INFORMATION: Begin

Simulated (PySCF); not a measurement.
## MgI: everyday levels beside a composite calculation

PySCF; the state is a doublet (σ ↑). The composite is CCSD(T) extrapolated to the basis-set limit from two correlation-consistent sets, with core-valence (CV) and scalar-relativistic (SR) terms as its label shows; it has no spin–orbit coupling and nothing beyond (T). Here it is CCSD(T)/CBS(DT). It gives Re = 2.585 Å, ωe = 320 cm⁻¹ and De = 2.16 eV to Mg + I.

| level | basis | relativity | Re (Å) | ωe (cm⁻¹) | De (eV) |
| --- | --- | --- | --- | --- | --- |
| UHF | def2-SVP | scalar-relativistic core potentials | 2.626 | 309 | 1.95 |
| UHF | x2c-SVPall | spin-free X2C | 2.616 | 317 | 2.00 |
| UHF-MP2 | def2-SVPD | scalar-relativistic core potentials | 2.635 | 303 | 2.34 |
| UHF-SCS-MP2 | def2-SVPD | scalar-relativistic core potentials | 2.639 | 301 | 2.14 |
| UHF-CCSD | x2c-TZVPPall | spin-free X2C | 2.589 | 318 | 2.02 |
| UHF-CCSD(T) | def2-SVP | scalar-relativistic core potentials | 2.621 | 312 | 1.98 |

INFORMATION: End

*WORK ITEM*.
The task requires each record above to be restated exactly.

*EXERCISE ANSWER*.
Simulated (PySCF); not a measurement.
## MgI: everyday levels beside a composite calculation

PySCF; the state is a doublet (σ ↑). The composite is CCSD(T) extrapolated to the basis-set limit from two correlation-consistent sets, with core-valence (CV) and scalar-relativistic (SR) terms as its label shows; it has no spin–orbit coupling and nothing beyond (T). Here it is CCSD(T)/CBS(DT). It gives Re = 2.585 Å, ωe = 320 cm⁻¹ and De = 2.16 eV to Mg + I.

| level | basis | relativity | Re (Å) | ωe (cm⁻¹) | De (eV) |
| --- | --- | --- | --- | --- | --- |
| UHF | def2-SVP | scalar-relativistic core potentials | 2.626 | 309 | 1.95 |
| UHF | x2c-SVPall | spin-free X2C | 2.616 | 317 | 2.00 |
| UHF-MP2 | def2-SVPD | scalar-relativistic core potentials | 2.635 | 303 | 2.34 |
| UHF-SCS-MP2 | def2-SVPD | scalar-relativistic core potentials | 2.639 | 301 | 2.14 |
| UHF-CCSD | x2c-TZVPPall | spin-free X2C | 2.589 | 318 | 2.02 |
| UHF-CCSD(T) | def2-SVP | scalar-relativistic core potentials | 2.621 | 312 | 1.98 |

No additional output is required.